Given entries
· · · · ·

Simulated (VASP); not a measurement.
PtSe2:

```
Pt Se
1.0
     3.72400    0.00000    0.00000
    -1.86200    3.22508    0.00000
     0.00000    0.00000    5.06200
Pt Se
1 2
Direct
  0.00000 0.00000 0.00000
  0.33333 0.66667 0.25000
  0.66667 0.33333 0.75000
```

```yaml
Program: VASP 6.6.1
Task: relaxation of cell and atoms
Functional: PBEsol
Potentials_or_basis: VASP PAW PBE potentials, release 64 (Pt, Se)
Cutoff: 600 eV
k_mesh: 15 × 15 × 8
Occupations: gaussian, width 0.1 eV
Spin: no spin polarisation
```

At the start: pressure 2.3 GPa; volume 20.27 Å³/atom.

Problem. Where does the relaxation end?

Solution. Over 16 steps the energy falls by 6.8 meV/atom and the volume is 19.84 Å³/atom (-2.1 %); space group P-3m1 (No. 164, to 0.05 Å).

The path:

· · · · ·

Work task
Retype the material exactly, including every line.

Written answer
Simulated (VASP); not a measurement.
PtSe2:

```
Pt Se
1.0
     3.72400    0.00000    0.00000
    -1.86200    3.22508    0.00000
     0.00000    0.00000    5.06200
Pt Se
1 2
Direct
  0.00000 0.00000 0.00000
  0.33333 0.66667 0.25000
  0.66667 0.33333 0.75000
```

```yaml
Program: VASP 6.6.1
Task: relaxation of cell and atoms
Functional: PBEsol
Potentials_or_basis: VASP PAW PBE potentials, release 64 (Pt, Se)
Cutoff: 600 eV
k_mesh: 15 × 15 × 8
Occupations: gaussian, width 0.1 eV
Spin: no spin polarisation
```

At the start: pressure 2.3 GPa; volume 20.27 Å³/atom.

Problem. Where does the relaxation end?

Solution. Over 16 steps the energy falls by 6.8 meV/atom and the volume is 19.84 Å³/atom (-2.1 %); space group P-3m1 (No. 164, to 0.05 Å).

The path:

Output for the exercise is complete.